________________________________________

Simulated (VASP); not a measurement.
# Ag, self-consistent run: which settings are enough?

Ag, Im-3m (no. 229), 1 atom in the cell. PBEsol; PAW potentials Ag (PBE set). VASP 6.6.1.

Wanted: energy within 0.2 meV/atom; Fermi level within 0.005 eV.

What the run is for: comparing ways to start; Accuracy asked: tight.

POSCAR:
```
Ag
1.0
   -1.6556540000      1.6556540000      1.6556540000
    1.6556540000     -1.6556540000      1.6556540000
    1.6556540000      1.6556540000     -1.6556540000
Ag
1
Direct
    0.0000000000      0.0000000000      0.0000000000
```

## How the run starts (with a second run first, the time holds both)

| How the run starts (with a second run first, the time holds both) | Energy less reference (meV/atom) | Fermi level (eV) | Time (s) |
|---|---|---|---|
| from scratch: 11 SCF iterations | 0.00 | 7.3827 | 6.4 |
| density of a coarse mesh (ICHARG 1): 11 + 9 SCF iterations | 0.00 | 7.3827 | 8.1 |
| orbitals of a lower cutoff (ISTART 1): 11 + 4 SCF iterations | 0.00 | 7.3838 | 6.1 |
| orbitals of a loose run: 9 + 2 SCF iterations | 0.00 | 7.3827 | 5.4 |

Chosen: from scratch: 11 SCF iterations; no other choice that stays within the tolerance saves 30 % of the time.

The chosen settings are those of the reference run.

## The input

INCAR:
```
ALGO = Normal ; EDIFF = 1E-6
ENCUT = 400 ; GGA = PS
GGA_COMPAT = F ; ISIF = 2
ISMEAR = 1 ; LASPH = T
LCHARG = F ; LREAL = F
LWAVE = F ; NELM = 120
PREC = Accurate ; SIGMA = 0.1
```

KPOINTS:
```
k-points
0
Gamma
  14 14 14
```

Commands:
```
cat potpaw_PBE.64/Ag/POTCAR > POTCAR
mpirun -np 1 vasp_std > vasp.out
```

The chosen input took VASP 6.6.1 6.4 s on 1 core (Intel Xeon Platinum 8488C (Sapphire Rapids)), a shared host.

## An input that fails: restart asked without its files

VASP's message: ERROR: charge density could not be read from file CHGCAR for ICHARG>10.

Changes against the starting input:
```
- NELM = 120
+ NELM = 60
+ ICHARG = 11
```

________________________________________

▸ **WORK ORDER**
Nothing outside this range should appear: the lines from the start of the listing through the line with "Wanted: energy within", each reproduced exactly, both ends included.

▸ **ANSWER BOX**
Simulated (VASP); not a measurement.
# Ag, self-consistent run: which settings are enough?

Ag, Im-3m (no. 229), 1 atom in the cell. PBEsol; PAW potentials Ag (PBE set). VASP 6.6.1.

Wanted: energy within 0.2 meV/atom; Fermi level within 0.005 eV.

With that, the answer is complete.